**TASK ITEM**
In this exercise, every entry is to be copied exactly.

[Start of Attachment]

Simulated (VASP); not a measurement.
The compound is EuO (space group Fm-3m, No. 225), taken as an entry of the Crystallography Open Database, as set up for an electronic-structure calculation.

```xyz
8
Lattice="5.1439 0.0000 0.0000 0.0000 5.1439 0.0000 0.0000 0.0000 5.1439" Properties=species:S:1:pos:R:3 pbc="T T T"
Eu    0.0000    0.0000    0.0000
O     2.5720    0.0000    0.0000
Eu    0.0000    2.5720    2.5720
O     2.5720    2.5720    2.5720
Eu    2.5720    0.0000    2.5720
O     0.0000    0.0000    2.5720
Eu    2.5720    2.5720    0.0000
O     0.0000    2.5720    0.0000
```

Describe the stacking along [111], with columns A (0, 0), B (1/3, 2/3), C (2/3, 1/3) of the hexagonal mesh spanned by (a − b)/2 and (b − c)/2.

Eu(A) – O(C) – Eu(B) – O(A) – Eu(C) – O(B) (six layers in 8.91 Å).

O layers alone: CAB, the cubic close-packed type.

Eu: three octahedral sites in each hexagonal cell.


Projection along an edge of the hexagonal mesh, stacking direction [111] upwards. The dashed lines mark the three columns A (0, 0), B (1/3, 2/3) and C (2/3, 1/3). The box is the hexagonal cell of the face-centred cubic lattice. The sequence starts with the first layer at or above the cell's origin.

[End of Attachment]

**SOLUTION**
Simulated (VASP); not a measurement.
The compound is EuO (space group Fm-3m, No. 225), taken as an entry of the Crystallography Open Database, as set up for an electronic-structure calculation.

```xyz
8
Lattice="5.1439 0.0000 0.0000 0.0000 5.1439 0.0000 0.0000 0.0000 5.1439" Properties=species:S:1:pos:R:3 pbc="T T T"
Eu    0.0000    0.0000    0.0000
O     2.5720    0.0000    0.0000
Eu    0.0000    2.5720    2.5720
O     2.5720    2.5720    2.5720
Eu    2.5720    0.0000    2.5720
O     0.0000    0.0000    2.5720
Eu    2.5720    2.5720    0.0000
O     0.0000    2.5720    0.0000
```

Describe the stacking along [111], with columns A (0, 0), B (1/3, 2/3), C (2/3, 1/3) of the hexagonal mesh spanned by (a − b)/2 and (b − c)/2.

Eu(A) – O(C) – Eu(B) – O(A) – Eu(C) – O(B) (six layers in 8.91 Å).

O layers alone: CAB, the cubic close-packed type.

Eu: three octahedral sites in each hexagonal cell.


Projection along an edge of the hexagonal mesh, stacking direction [111] upwards. The dashed lines mark the three columns A (0, 0), B (1/3, 2/3) and C (2/3, 1/3). The box is the hexagonal cell of the face-centred cubic lattice. The sequence starts with the first layer at or above the cell's origin.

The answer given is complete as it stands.